[TASK ITEM]: The records that follow need to be output exactly as they are.

[RAW DATA]:
........

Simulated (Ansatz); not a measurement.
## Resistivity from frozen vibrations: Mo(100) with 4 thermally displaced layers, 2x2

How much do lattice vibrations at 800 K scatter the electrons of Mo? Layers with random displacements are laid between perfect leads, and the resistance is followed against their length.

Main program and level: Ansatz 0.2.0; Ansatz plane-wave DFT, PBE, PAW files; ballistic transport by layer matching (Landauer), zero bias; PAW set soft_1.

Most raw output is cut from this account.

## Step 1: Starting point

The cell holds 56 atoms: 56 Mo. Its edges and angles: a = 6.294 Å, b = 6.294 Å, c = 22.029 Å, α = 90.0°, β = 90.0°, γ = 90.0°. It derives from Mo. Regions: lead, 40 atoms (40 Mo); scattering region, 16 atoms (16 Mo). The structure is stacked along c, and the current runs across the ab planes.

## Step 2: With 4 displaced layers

........

[RESULT]:
Simulated (Ansatz); not a measurement.
## Resistivity from frozen vibrations: Mo(100) with 4 thermally displaced layers, 2x2

How much do lattice vibrations at 800 K scatter the electrons of Mo? Layers with random displacements are laid between perfect leads, and the resistance is followed against their length.

Main program and level: Ansatz 0.2.0; Ansatz plane-wave DFT, PBE, PAW files; ballistic transport by layer matching (Landauer), zero bias; PAW set soft_1.

Most raw output is cut from this account.

## Step 1: Starting point

The cell holds 56 atoms: 56 Mo. Its edges and angles: a = 6.294 Å, b = 6.294 Å, c = 22.029 Å, α = 90.0°, β = 90.0°, γ = 90.0°. It derives from Mo. Regions: lead, 40 atoms (40 Mo); scattering region, 16 atoms (16 Mo). The structure is stacked along c, and the current runs across the ab planes.

## Step 2: With 4 displaced layers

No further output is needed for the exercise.